### Exercise:
Could you please repeat all of the entries exactly as written?

━━━

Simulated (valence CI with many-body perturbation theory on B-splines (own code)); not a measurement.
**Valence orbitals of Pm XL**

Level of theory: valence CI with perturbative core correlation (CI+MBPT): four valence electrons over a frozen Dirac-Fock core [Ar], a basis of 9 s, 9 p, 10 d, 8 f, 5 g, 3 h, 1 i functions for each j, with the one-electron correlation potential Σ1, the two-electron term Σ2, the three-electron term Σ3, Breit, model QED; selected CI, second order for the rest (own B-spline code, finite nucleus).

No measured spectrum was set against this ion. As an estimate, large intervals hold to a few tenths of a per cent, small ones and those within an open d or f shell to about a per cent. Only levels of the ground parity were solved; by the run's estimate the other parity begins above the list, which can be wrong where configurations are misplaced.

━━━

### Task answer:
Simulated (valence CI with many-body perturbation theory on B-splines (own code)); not a measurement.
**Valence orbitals of Pm XL**

Level of theory: valence CI with perturbative core correlation (CI+MBPT): four valence electrons over a frozen Dirac-Fock core [Ar], a basis of 9 s, 9 p, 10 d, 8 f, 5 g, 3 h, 1 i functions for each j, with the one-electron correlation potential Σ1, the two-electron term Σ2, the three-electron term Σ3, Breit, model QED; selected CI, second order for the rest (own B-spline code, finite nucleus).

No measured spectrum was set against this ion. As an estimate, large intervals hold to a few tenths of a per cent, small ones and those within an open d or f shell to about a per cent. Only levels of the ground parity were solved; by the run's estimate the other parity begins above the list, which can be wrong where configurations are misplaced.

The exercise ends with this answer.